• _Exercise_: Go through the records line by line from the top and repeat each one exactly, ending with the line that contains "Mean squared displacements".

--- START ---

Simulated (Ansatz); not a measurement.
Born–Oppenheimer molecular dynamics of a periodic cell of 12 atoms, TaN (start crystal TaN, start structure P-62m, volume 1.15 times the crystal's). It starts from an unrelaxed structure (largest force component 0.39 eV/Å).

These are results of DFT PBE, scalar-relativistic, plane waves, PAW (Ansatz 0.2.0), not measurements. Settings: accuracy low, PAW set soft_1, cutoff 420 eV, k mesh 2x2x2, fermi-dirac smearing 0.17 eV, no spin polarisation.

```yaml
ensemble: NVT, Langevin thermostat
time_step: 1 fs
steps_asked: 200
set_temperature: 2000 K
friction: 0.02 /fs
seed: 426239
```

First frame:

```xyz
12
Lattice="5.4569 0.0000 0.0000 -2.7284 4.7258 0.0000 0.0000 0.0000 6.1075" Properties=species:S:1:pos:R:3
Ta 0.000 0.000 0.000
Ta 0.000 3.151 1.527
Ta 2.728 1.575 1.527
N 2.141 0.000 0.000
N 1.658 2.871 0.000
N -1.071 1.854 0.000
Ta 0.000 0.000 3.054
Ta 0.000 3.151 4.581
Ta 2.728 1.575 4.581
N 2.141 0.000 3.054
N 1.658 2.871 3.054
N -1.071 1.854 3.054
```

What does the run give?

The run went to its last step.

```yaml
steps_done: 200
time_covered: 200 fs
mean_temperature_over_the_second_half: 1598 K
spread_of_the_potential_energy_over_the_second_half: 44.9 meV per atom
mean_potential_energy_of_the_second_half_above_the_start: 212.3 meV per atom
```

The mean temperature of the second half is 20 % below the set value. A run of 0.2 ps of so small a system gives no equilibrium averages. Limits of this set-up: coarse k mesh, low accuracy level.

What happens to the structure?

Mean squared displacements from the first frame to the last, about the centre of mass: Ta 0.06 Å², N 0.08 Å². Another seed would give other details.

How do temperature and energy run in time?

--- END ---

• _Solution_:
Simulated (Ansatz); not a measurement.
Born–Oppenheimer molecular dynamics of a periodic cell of 12 atoms, TaN (start crystal TaN, start structure P-62m, volume 1.15 times the crystal's). It starts from an unrelaxed structure (largest force component 0.39 eV/Å).

These are results of DFT PBE, scalar-relativistic, plane waves, PAW (Ansatz 0.2.0), not measurements. Settings: accuracy low, PAW set soft_1, cutoff 420 eV, k mesh 2x2x2, fermi-dirac smearing 0.17 eV, no spin polarisation.

```yaml
ensemble: NVT, Langevin thermostat
time_step: 1 fs
steps_asked: 200
set_temperature: 2000 K
friction: 0.02 /fs
seed: 426239
```

First frame:

```xyz
12
Lattice="5.4569 0.0000 0.0000 -2.7284 4.7258 0.0000 0.0000 0.0000 6.1075" Properties=species:S:1:pos:R:3
Ta 0.000 0.000 0.000
Ta 0.000 3.151 1.527
Ta 2.728 1.575 1.527
N 2.141 0.000 0.000
N 1.658 2.871 0.000
N -1.071 1.854 0.000
Ta 0.000 0.000 3.054
Ta 0.000 3.151 4.581
Ta 2.728 1.575 4.581
N 2.141 0.000 3.054
N 1.658 2.871 3.054
N -1.071 1.854 3.054
```

What does the run give?

The run went to its last step.

```yaml
steps_done: 200
time_covered: 200 fs
mean_temperature_over_the_second_half: 1598 K
spread_of_the_potential_energy_over_the_second_half: 44.9 meV per atom
mean_potential_energy_of_the_second_half_above_the_start: 212.3 meV per atom
```

The mean temperature of the second half is 20 % below the set value. A run of 0.2 ps of so small a system gives no equilibrium averages. Limits of this set-up: coarse k mesh, low accuracy level.

What happens to the structure?

Mean squared displacements from the first frame to the last, about the centre of mass: Ta 0.06 Å², N 0.08 Å². Another seed would give other details.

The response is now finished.